* * * * *

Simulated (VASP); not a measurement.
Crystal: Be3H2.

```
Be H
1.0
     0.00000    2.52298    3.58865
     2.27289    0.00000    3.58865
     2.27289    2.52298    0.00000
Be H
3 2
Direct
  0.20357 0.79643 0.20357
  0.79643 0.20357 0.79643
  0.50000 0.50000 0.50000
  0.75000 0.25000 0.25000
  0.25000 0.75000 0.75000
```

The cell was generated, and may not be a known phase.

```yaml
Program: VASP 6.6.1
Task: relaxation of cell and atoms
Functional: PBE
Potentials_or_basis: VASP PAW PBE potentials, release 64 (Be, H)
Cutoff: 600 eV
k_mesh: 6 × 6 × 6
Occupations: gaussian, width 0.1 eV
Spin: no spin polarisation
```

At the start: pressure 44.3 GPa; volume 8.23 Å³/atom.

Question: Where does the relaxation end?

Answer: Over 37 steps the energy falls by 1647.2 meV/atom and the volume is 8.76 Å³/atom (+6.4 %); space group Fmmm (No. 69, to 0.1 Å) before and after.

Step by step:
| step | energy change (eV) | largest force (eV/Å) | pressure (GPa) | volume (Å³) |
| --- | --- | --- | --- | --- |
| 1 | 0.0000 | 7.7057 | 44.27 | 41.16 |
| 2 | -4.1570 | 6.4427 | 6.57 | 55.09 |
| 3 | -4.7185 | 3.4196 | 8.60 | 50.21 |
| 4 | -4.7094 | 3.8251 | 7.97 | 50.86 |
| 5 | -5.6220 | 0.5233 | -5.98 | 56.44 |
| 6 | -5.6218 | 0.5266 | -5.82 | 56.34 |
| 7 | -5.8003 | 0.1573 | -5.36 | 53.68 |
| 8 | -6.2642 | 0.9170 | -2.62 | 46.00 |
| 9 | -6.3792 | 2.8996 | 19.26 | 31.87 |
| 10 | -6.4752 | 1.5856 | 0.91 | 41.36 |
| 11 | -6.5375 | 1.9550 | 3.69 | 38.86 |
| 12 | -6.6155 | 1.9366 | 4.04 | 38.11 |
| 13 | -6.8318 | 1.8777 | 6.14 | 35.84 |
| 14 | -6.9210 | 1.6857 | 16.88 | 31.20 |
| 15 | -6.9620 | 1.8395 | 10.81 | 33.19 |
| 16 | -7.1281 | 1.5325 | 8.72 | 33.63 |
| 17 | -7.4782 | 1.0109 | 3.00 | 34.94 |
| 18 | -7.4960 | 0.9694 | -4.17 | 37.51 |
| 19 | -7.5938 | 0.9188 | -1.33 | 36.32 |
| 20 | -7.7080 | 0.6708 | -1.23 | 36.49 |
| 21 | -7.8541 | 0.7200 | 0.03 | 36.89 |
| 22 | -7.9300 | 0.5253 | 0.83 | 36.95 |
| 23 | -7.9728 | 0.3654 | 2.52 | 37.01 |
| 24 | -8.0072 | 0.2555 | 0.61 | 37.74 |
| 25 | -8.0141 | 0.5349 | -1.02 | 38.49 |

* * * * *

Only the lines from the beginning of the material through the line with "The cell was" should appear in the answer, each copied exactly.

Solution:
Simulated (VASP); not a measurement.
Crystal: Be3H2.

```
Be H
1.0
     0.00000    2.52298    3.58865
     2.27289    0.00000    3.58865
     2.27289    2.52298    0.00000
Be H
3 2
Direct
  0.20357 0.79643 0.20357
  0.79643 0.20357 0.79643
  0.50000 0.50000 0.50000
  0.75000 0.25000 0.25000
  0.25000 0.75000 0.75000
```

The cell was generated, and may not be a known phase.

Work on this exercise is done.